PROVIDED MATERIAL:
......
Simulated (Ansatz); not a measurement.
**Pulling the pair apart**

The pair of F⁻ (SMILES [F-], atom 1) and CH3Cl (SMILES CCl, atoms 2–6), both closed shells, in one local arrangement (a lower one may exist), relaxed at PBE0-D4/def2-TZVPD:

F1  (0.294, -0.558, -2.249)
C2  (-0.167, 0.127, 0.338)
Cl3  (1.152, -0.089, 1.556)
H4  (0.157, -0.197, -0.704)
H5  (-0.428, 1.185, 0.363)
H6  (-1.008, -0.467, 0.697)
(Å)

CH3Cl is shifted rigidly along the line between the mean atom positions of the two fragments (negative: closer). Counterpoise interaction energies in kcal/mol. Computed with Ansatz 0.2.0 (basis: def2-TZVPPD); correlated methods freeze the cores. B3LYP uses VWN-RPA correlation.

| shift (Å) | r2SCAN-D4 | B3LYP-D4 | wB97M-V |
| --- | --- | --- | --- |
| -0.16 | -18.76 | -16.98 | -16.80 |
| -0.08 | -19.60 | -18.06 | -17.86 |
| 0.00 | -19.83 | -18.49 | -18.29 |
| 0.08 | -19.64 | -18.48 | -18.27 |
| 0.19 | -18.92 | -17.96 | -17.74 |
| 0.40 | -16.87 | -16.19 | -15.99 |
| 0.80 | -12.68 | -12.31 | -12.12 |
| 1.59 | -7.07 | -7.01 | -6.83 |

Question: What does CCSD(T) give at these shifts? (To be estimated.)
......

The answer should be an exact copy of the lines from the first line of the data through the line with "-7.01 | -6.83 |" and should contain nothing else.

YOUR RESPONSE:
Simulated (Ansatz); not a measurement.
**Pulling the pair apart**

The pair of F⁻ (SMILES [F-], atom 1) and CH3Cl (SMILES CCl, atoms 2–6), both closed shells, in one local arrangement (a lower one may exist), relaxed at PBE0-D4/def2-TZVPD:

F1  (0.294, -0.558, -2.249)
C2  (-0.167, 0.127, 0.338)
Cl3  (1.152, -0.089, 1.556)
H4  (0.157, -0.197, -0.704)
H5  (-0.428, 1.185, 0.363)
H6  (-1.008, -0.467, 0.697)
(Å)

CH3Cl is shifted rigidly along the line between the mean atom positions of the two fragments (negative: closer). Counterpoise interaction energies in kcal/mol. Computed with Ansatz 0.2.0 (basis: def2-TZVPPD); correlated methods freeze the cores. B3LYP uses VWN-RPA correlation.

| shift (Å) | r2SCAN-D4 | B3LYP-D4 | wB97M-V |
| --- | --- | --- | --- |
| -0.16 | -18.76 | -16.98 | -16.80 |
| -0.08 | -19.60 | -18.06 | -17.86 |
| 0.00 | -19.83 | -18.49 | -18.29 |
| 0.08 | -19.64 | -18.48 | -18.27 |
| 0.19 | -18.92 | -17.96 | -17.74 |
| 0.40 | -16.87 | -16.19 | -15.99 |
| 0.80 | -12.68 | -12.31 | -12.12 |
| 1.59 | -7.07 | -7.01 | -6.83 |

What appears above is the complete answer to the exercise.